Dataset extract:
--------------------------------

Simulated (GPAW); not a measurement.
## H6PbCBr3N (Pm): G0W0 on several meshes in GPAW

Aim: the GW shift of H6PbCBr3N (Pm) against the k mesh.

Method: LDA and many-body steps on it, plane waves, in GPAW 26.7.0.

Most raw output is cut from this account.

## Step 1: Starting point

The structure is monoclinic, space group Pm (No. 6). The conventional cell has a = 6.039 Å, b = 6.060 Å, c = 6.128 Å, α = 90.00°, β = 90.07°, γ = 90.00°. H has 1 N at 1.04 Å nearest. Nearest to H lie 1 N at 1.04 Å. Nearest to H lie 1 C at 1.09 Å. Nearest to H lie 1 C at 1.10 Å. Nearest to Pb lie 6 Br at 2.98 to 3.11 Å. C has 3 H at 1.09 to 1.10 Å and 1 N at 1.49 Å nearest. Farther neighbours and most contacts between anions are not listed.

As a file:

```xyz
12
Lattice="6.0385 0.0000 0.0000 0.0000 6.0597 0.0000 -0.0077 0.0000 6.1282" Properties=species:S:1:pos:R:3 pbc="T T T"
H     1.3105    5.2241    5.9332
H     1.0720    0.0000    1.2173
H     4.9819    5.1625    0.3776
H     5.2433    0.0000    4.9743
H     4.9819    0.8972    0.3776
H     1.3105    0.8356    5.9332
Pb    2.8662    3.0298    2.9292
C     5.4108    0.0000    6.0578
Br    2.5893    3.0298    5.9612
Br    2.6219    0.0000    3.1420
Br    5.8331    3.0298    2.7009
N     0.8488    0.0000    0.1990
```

--------------------------------

Task item: In the entries above, find the line holding "Aim: the GW" and the line holding "## Step 1: Starting point"; print both of them and every line between, exactly, and nothing else.

Exercise output:
Aim: the GW shift of H6PbCBr3N (Pm) against the k mesh.

Method: LDA and many-body steps on it, plane waves, in GPAW 26.7.0.

Most raw output is cut from this account.

## Step 1: Starting point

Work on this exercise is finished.